-- Opening Marker --

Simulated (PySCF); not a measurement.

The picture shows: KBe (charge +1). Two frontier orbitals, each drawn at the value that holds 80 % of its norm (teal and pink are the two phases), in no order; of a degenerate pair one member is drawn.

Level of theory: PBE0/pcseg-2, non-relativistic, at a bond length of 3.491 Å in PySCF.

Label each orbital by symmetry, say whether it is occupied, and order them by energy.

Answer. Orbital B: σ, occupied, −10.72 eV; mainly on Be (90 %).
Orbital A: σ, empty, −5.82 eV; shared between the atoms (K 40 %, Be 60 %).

-- Closing Marker --

Work request:
Beginning at the top of the data, extract each line through the line containing "Label each orbital" and return those lines exactly, with nothing added.

Answer area:
Simulated (PySCF); not a measurement.

The picture shows: KBe (charge +1). Two frontier orbitals, each drawn at the value that holds 80 % of its norm (teal and pink are the two phases), in no order; of a degenerate pair one member is drawn.

Level of theory: PBE0/pcseg-2, non-relativistic, at a bond length of 3.491 Å in PySCF.

Label each orbital by symmetry, say whether it is occupied, and order them by energy.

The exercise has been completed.